Exercise -> Beginning at the top of the material, repeat each line exactly, and stop once the line with "The start comes from a force field." has been written.

########

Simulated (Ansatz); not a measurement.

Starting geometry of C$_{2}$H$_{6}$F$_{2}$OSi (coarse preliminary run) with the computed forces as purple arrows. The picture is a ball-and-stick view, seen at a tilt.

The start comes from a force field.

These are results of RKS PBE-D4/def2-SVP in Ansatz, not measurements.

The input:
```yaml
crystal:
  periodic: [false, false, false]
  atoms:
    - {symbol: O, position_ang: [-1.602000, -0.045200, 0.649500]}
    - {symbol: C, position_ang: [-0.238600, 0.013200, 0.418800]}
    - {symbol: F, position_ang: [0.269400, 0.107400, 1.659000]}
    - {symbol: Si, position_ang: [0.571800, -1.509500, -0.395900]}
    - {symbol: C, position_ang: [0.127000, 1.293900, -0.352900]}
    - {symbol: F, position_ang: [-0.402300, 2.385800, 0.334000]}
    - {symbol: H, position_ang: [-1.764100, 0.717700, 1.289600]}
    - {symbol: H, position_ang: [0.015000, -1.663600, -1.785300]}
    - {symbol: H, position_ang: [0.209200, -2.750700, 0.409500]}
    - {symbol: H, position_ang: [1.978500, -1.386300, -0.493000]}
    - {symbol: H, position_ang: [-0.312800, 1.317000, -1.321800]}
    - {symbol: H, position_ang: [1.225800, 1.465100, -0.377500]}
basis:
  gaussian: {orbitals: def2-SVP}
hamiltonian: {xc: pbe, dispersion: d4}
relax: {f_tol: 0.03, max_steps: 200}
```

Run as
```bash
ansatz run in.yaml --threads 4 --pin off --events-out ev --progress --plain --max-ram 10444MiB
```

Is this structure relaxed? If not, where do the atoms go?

########

Result ->
Simulated (Ansatz); not a measurement.

Starting geometry of C$_{2}$H$_{6}$F$_{2}$OSi (coarse preliminary run) with the computed forces as purple arrows. The picture is a ball-and-stick view, seen at a tilt.

The start comes from a force field.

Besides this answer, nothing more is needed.